········

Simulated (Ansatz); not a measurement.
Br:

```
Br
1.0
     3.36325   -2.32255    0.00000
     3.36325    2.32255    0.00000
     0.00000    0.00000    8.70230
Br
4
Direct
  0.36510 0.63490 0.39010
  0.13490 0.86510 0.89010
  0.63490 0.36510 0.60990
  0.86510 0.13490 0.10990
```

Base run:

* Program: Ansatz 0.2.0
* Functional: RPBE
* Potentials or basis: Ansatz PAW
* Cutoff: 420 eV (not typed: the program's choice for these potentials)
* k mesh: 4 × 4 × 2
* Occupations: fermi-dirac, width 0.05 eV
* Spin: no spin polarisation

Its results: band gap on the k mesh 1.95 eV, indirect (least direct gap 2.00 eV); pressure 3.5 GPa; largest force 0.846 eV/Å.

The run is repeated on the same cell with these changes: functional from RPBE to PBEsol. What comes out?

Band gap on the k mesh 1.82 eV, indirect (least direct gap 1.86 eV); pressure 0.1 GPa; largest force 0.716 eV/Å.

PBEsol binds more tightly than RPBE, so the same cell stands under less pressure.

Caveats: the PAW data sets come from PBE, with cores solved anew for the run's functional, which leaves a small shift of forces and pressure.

········

*ASSIGNED TASK*
Extract, please, the lines from the start of the entries above through the one with "PBEsol binds more", both included, reproducing each exactly and adding nothing.

*SOLUTION*
Simulated (Ansatz); not a measurement.
Br:

```
Br
1.0
     3.36325   -2.32255    0.00000
     3.36325    2.32255    0.00000
     0.00000    0.00000    8.70230
Br
4
Direct
  0.36510 0.63490 0.39010
  0.13490 0.86510 0.89010
  0.63490 0.36510 0.60990
  0.86510 0.13490 0.10990
```

Base run:

* Program: Ansatz 0.2.0
* Functional: RPBE
* Potentials or basis: Ansatz PAW
* Cutoff: 420 eV (not typed: the program's choice for these potentials)
* k mesh: 4 × 4 × 2
* Occupations: fermi-dirac, width 0.05 eV
* Spin: no spin polarisation

Its results: band gap on the k mesh 1.95 eV, indirect (least direct gap 2.00 eV); pressure 3.5 GPa; largest force 0.846 eV/Å.

The run is repeated on the same cell with these changes: functional from RPBE to PBEsol. What comes out?

Band gap on the k mesh 1.82 eV, indirect (least direct gap 1.86 eV); pressure 0.1 GPa; largest force 0.716 eV/Å.

PBEsol binds more tightly than RPBE, so the same cell stands under less pressure.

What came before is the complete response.